•••

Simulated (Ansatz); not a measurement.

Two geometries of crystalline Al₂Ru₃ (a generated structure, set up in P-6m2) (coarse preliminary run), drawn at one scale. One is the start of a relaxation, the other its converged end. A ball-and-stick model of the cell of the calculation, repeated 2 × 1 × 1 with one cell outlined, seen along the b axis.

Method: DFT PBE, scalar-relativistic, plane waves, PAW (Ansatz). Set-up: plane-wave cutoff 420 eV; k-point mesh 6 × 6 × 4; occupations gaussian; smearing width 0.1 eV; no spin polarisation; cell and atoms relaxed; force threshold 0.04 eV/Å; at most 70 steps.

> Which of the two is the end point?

•••

- [Assignment]
Give all of the entries again, exactly.

- [Exercise result]
Simulated (Ansatz); not a measurement.

Two geometries of crystalline Al₂Ru₃ (a generated structure, set up in P-6m2) (coarse preliminary run), drawn at one scale. One is the start of a relaxation, the other its converged end. A ball-and-stick model of the cell of the calculation, repeated 2 × 1 × 1 with one cell outlined, seen along the b axis.

Method: DFT PBE, scalar-relativistic, plane waves, PAW (Ansatz). Set-up: plane-wave cutoff 420 eV; k-point mesh 6 × 6 × 4; occupations gaussian; smearing width 0.1 eV; no spin polarisation; cell and atoms relaxed; force threshold 0.04 eV/Å; at most 70 steps.

> Which of the two is the end point?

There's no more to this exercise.